-=-=-=-=-
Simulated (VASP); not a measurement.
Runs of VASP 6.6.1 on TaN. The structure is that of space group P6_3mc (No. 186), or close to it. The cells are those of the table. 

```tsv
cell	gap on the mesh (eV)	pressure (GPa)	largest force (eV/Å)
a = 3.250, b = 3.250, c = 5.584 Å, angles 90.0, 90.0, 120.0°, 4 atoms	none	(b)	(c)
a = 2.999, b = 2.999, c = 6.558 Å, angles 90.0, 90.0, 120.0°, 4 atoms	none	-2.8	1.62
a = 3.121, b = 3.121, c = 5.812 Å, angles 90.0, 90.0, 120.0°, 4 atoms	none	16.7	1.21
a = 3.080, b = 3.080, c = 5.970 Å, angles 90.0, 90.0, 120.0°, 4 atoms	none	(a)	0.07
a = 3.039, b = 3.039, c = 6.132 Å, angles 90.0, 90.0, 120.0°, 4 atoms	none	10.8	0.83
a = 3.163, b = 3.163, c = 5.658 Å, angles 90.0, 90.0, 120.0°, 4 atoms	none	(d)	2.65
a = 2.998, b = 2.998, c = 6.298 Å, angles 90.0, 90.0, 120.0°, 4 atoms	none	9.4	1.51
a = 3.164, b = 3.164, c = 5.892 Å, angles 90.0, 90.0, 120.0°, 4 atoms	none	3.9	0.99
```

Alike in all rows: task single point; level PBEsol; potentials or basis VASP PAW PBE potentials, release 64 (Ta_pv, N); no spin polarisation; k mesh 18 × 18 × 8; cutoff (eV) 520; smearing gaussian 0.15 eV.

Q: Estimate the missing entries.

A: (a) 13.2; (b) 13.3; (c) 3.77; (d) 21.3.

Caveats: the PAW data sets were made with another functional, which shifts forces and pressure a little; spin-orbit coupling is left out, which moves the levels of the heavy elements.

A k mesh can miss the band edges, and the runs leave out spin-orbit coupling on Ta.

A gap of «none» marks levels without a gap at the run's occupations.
-=-=-=-=-

• Work item:
Retype the first line of the entries and every line after it, please, through the line that contains "Caveats: the PAW". Add nothing.

• Response area:
Simulated (VASP); not a measurement.
Runs of VASP 6.6.1 on TaN. The structure is that of space group P6_3mc (No. 186), or close to it. The cells are those of the table. 

```tsv
cell	gap on the mesh (eV)	pressure (GPa)	largest force (eV/Å)
a = 3.250, b = 3.250, c = 5.584 Å, angles 90.0, 90.0, 120.0°, 4 atoms	none	(b)	(c)
a = 2.999, b = 2.999, c = 6.558 Å, angles 90.0, 90.0, 120.0°, 4 atoms	none	-2.8	1.62
a = 3.121, b = 3.121, c = 5.812 Å, angles 90.0, 90.0, 120.0°, 4 atoms	none	16.7	1.21
a = 3.080, b = 3.080, c = 5.970 Å, angles 90.0, 90.0, 120.0°, 4 atoms	none	(a)	0.07
a = 3.039, b = 3.039, c = 6.132 Å, angles 90.0, 90.0, 120.0°, 4 atoms	none	10.8	0.83
a = 3.163, b = 3.163, c = 5.658 Å, angles 90.0, 90.0, 120.0°, 4 atoms	none	(d)	2.65
a = 2.998, b = 2.998, c = 6.298 Å, angles 90.0, 90.0, 120.0°, 4 atoms	none	9.4	1.51
a = 3.164, b = 3.164, c = 5.892 Å, angles 90.0, 90.0, 120.0°, 4 atoms	none	3.9	0.99
```

Alike in all rows: task single point; level PBEsol; potentials or basis VASP PAW PBE potentials, release 64 (Ta_pv, N); no spin polarisation; k mesh 18 × 18 × 8; cutoff (eV) 520; smearing gaussian 0.15 eV.

Q: Estimate the missing entries.

A: (a) 13.2; (b) 13.3; (c) 3.77; (d) 21.3.

Caveats: the PAW data sets were made with another functional, which shifts forces and pressure a little; spin-orbit coupling is left out, which moves the levels of the heavy elements.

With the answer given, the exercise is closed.